Start of RECORDS SHOWN

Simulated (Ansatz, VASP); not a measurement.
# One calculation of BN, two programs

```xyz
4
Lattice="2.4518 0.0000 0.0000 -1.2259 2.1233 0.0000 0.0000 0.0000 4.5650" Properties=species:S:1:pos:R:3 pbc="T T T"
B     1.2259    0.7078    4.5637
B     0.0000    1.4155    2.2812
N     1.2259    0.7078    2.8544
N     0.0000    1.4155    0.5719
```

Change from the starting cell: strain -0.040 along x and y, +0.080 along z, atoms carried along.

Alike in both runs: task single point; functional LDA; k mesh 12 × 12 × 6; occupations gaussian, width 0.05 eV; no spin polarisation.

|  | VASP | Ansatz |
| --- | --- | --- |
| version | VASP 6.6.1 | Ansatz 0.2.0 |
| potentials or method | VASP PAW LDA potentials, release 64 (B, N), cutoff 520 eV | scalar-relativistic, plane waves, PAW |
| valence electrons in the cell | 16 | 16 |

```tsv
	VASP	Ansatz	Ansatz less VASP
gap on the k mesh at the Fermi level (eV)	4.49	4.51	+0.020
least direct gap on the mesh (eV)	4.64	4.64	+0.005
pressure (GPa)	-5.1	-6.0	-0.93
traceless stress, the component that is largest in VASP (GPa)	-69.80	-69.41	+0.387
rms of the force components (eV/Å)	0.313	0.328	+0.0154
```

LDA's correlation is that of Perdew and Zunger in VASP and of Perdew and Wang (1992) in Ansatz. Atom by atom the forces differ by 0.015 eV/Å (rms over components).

End of RECORDS SHOWN

The answer must hold exactly the lines of the entries above, from the first line through the line that contains "Ansatz 0.2.0 |", and no others.

EXERCISE RESULT:
Simulated (Ansatz, VASP); not a measurement.
# One calculation of BN, two programs

```xyz
4
Lattice="2.4518 0.0000 0.0000 -1.2259 2.1233 0.0000 0.0000 0.0000 4.5650" Properties=species:S:1:pos:R:3 pbc="T T T"
B     1.2259    0.7078    4.5637
B     0.0000    1.4155    2.2812
N     1.2259    0.7078    2.8544
N     0.0000    1.4155    0.5719
```

Change from the starting cell: strain -0.040 along x and y, +0.080 along z, atoms carried along.

Alike in both runs: task single point; functional LDA; k mesh 12 × 12 × 6; occupations gaussian, width 0.05 eV; no spin polarisation.

|  | VASP | Ansatz |
| --- | --- | --- |
| version | VASP 6.6.1 | Ansatz 0.2.0 |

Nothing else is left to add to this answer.